EXERCISE:
Each line of the entries, from the first to the line containing "A: Band gap", is to be transcribed exactly as it stands; include no other lines.

INFORMATION SHOWN:
>>>>
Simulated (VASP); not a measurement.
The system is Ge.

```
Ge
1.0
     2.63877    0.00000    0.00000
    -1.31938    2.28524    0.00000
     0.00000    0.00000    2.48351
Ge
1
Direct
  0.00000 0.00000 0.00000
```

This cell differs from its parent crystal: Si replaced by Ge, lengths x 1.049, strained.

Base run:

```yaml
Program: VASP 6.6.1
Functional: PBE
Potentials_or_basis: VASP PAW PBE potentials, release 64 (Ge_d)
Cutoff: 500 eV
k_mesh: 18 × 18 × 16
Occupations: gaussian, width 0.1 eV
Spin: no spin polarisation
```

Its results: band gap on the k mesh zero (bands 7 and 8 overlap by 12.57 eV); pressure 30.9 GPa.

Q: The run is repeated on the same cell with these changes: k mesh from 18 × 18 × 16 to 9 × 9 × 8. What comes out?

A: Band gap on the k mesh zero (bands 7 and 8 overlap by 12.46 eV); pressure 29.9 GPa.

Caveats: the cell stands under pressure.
<<<<

EXERCISE RESULT:
Simulated (VASP); not a measurement.
The system is Ge.

```
Ge
1.0
     2.63877    0.00000    0.00000
    -1.31938    2.28524    0.00000
     0.00000    0.00000    2.48351
Ge
1
Direct
  0.00000 0.00000 0.00000
```

This cell differs from its parent crystal: Si replaced by Ge, lengths x 1.049, strained.

Base run:

```yaml
Program: VASP 6.6.1
Functional: PBE
Potentials_or_basis: VASP PAW PBE potentials, release 64 (Ge_d)
Cutoff: 500 eV
k_mesh: 18 × 18 × 16
Occupations: gaussian, width 0.1 eV
Spin: no spin polarisation
```

Its results: band gap on the k mesh zero (bands 7 and 8 overlap by 12.57 eV); pressure 30.9 GPa.

Q: The run is repeated on the same cell with these changes: k mesh from 18 × 18 × 16 to 9 × 9 × 8. What comes out?

A: Band gap on the k mesh zero (bands 7 and 8 overlap by 12.46 eV); pressure 29.9 GPa.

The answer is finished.